**RECORDS SHOWN**:
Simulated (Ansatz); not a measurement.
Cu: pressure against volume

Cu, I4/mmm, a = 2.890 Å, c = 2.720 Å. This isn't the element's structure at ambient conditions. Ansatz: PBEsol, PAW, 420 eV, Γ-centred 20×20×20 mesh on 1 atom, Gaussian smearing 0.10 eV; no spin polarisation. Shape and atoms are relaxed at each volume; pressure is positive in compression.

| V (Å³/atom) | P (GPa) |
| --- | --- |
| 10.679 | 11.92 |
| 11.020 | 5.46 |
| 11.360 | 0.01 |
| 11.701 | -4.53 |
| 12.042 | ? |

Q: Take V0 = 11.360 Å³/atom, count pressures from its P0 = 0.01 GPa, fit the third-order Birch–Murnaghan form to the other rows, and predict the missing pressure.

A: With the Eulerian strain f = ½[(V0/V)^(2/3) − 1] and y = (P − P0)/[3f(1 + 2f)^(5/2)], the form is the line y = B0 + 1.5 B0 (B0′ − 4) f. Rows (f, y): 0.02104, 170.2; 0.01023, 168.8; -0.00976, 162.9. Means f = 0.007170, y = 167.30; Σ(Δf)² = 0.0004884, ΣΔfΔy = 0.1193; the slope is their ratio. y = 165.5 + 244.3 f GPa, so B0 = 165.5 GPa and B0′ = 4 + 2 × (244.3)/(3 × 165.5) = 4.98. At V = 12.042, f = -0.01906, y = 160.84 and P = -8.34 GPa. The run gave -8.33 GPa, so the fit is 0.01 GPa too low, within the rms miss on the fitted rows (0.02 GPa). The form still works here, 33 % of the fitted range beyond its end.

**WORK TASK**: Working from the records above, write out verbatim only the lines from the line containing "(Å³/atom) | P (GPa) |" through the line containing "Q: Take V0 = 11.360".

**TASK SOLUTION**:
| V (Å³/atom) | P (GPa) |
| --- | --- |
| 10.679 | 11.92 |
| 11.020 | 5.46 |
| 11.360 | 0.01 |
| 11.701 | -4.53 |
| 12.042 | ? |

Q: Take V0 = 11.360 Å³/atom, count pressures from its P0 = 0.01 GPa, fit the third-order Birch–Murnaghan form to the other rows, and predict the missing pressure.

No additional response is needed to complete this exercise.